**Work item:** Take the data below and extract the lines from the one with "Question: What effective" to the one with "Answer: Nc = 2.509e19", inclusive, exactly as written.

-- Dataset records follows --

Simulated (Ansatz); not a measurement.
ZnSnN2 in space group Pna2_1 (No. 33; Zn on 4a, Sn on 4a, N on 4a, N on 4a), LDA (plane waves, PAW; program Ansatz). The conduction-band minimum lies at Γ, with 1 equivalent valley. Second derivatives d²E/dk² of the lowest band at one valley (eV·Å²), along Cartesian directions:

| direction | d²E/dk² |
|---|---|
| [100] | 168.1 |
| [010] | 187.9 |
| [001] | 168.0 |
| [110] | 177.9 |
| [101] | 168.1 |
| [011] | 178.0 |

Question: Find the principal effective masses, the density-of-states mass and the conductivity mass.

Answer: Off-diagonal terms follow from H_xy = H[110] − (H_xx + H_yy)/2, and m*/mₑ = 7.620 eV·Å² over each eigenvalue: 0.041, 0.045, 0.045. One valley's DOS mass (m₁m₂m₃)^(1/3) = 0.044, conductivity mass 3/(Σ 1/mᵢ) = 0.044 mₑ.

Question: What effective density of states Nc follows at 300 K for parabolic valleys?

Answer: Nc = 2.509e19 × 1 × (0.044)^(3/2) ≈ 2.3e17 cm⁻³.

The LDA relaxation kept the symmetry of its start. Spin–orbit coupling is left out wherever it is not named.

-- Dataset records concluded --

**Written answer:**
Question: What effective density of states Nc follows at 300 K for parabolic valleys?

Answer: Nc = 2.509e19 × 1 × (0.044)^(3/2) ≈ 2.3e17 cm⁻³.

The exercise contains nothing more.